# ACTION ITEM
Please repeat, unchanged, the lines at the top of the listing below, ending with the one that has "the mass-weighted motion.".

╭──

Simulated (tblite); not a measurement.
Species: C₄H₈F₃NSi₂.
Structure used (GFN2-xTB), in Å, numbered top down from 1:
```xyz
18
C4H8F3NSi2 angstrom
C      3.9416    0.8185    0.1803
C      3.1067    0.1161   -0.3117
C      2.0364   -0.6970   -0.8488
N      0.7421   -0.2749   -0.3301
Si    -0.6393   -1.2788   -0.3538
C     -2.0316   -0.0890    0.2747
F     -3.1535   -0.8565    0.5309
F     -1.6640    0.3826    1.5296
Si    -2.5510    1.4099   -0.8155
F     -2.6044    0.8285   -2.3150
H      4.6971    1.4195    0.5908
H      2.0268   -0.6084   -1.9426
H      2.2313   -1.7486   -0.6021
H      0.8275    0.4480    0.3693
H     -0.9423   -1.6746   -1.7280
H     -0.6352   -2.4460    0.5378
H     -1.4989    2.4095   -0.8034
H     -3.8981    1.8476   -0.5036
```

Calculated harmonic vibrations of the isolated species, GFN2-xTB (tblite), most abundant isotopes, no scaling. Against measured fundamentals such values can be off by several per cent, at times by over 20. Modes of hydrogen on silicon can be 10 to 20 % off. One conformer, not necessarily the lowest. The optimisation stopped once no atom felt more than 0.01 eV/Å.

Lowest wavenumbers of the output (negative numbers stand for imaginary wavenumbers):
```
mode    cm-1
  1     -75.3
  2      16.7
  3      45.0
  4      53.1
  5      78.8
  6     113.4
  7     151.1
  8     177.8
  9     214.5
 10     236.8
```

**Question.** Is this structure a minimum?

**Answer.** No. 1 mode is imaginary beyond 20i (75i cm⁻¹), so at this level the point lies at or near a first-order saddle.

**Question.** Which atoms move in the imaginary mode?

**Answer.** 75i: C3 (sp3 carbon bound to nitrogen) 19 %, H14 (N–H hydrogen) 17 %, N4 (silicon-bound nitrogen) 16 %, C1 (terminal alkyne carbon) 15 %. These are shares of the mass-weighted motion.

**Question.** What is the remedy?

╰──

# TASK RESPONSE
Simulated (tblite); not a measurement.
Species: C₄H₈F₃NSi₂.
Structure used (GFN2-xTB), in Å, numbered top down from 1:
```xyz
18
C4H8F3NSi2 angstrom
C      3.9416    0.8185    0.1803
C      3.1067    0.1161   -0.3117
C      2.0364   -0.6970   -0.8488
N      0.7421   -0.2749   -0.3301
Si    -0.6393   -1.2788   -0.3538
C     -2.0316   -0.0890    0.2747
F     -3.1535   -0.8565    0.5309
F     -1.6640    0.3826    1.5296
Si    -2.5510    1.4099   -0.8155
F     -2.6044    0.8285   -2.3150
H      4.6971    1.4195    0.5908
H      2.0268   -0.6084   -1.9426
H      2.2313   -1.7486   -0.6021
H      0.8275    0.4480    0.3693
H     -0.9423   -1.6746   -1.7280
H     -0.6352   -2.4460    0.5378
H     -1.4989    2.4095   -0.8034
H     -3.8981    1.8476   -0.5036
```

Calculated harmonic vibrations of the isolated species, GFN2-xTB (tblite), most abundant isotopes, no scaling. Against measured fundamentals such values can be off by several per cent, at times by over 20. Modes of hydrogen on silicon can be 10 to 20 % off. One conformer, not necessarily the lowest. The optimisation stopped once no atom felt more than 0.01 eV/Å.

Lowest wavenumbers of the output (negative numbers stand for imaginary wavenumbers):
```
mode    cm-1
  1     -75.3
  2      16.7
  3      45.0
  4      53.1
  5      78.8
  6     113.4
  7     151.1
  8     177.8
  9     214.5
 10     236.8
```

**Question.** Is this structure a minimum?

**Answer.** No. 1 mode is imaginary beyond 20i (75i cm⁻¹), so at this level the point lies at or near a first-order saddle.

**Question.** Which atoms move in the imaginary mode?

**Answer.** 75i: C3 (sp3 carbon bound to nitrogen) 19 %, H14 (N–H hydrogen) 17 %, N4 (silicon-bound nitrogen) 16 %, C1 (terminal alkyne carbon) 15 %. These are shares of the mass-weighted motion.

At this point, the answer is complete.